■ Required action: Below is a listing. Quote from it, exactly, the lines from the one containing "Method: PBE GGA, VASP's" down to the one containing "It has no gap", both ends included, and nothing else.

━━━ Data listing ━━━

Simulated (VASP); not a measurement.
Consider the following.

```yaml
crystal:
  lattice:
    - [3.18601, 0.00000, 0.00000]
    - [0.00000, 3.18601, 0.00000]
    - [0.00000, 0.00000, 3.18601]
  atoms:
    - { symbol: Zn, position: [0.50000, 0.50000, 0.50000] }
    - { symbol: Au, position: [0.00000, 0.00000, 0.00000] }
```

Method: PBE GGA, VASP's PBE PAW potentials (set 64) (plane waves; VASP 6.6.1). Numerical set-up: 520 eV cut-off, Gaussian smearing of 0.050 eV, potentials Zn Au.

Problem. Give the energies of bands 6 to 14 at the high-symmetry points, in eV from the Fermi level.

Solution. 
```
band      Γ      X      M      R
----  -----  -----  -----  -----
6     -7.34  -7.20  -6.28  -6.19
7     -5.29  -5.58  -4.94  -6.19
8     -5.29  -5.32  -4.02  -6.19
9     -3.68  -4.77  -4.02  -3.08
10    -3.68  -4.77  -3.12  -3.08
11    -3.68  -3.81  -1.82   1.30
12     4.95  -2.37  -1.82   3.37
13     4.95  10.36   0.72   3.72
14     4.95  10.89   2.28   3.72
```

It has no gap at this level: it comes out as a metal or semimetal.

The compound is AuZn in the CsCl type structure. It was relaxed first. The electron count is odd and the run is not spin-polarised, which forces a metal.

━━━

■ Written response:
Method: PBE GGA, VASP's PBE PAW potentials (set 64) (plane waves; VASP 6.6.1). Numerical set-up: 520 eV cut-off, Gaussian smearing of 0.050 eV, potentials Zn Au.

Problem. Give the energies of bands 6 to 14 at the high-symmetry points, in eV from the Fermi level.

Solution. 
```
band      Γ      X      M      R
----  -----  -----  -----  -----
6     -7.34  -7.20  -6.28  -6.19
7     -5.29  -5.58  -4.94  -6.19
8     -5.29  -5.32  -4.02  -6.19
9     -3.68  -4.77  -4.02  -3.08
10    -3.68  -4.77  -3.12  -3.08
11    -3.68  -3.81  -1.82   1.30
12     4.95  -2.37  -1.82   3.37
13     4.95  10.36   0.72   3.72
14     4.95  10.89   2.28   3.72
```

It has no gap at this level: it comes out as a metal or semimetal.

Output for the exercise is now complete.